Work order — Everything from the line containing "Wanted: where MoS2" through the line containing "Main program and" in the listing below should be copied exactly, and nothing more.

┄┄┄┄┄┄┄┄┄┄
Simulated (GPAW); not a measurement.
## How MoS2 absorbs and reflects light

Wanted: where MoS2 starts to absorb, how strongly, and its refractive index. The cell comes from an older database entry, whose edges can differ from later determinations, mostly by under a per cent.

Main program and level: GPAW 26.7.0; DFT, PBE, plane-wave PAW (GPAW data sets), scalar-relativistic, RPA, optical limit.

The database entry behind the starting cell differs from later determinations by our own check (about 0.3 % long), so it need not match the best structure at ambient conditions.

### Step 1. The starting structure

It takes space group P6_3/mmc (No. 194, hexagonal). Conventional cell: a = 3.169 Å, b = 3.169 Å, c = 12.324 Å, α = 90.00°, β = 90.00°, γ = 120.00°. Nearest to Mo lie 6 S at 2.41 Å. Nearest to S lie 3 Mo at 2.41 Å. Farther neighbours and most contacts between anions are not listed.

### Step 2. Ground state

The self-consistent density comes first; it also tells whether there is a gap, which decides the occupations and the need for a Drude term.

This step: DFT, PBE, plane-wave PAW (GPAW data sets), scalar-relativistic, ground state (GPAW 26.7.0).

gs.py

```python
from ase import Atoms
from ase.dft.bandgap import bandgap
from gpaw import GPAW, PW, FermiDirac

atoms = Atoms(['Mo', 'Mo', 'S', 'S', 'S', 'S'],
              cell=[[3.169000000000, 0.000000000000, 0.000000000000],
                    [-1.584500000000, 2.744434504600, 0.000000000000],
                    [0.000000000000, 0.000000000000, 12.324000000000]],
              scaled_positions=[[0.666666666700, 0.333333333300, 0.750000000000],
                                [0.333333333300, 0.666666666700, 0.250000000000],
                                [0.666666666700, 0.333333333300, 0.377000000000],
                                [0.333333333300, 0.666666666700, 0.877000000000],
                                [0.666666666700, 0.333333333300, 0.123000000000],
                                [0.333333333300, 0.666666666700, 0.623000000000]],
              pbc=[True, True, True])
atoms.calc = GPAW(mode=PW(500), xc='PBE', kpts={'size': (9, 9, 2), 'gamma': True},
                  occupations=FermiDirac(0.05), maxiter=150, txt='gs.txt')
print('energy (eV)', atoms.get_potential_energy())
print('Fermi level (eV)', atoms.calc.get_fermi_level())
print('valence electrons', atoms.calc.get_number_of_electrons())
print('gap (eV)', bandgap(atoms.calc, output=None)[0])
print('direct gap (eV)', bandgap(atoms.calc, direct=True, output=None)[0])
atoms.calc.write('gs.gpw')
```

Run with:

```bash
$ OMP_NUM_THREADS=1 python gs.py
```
┄┄┄┄┄┄┄┄┄┄

Exercise response —
Wanted: where MoS2 starts to absorb, how strongly, and its refractive index. The cell comes from an older database entry, whose edges can differ from later determinations, mostly by under a per cent.

Main program and level: GPAW 26.7.0; DFT, PBE, plane-wave PAW (GPAW data sets), scalar-relativistic, RPA, optical limit.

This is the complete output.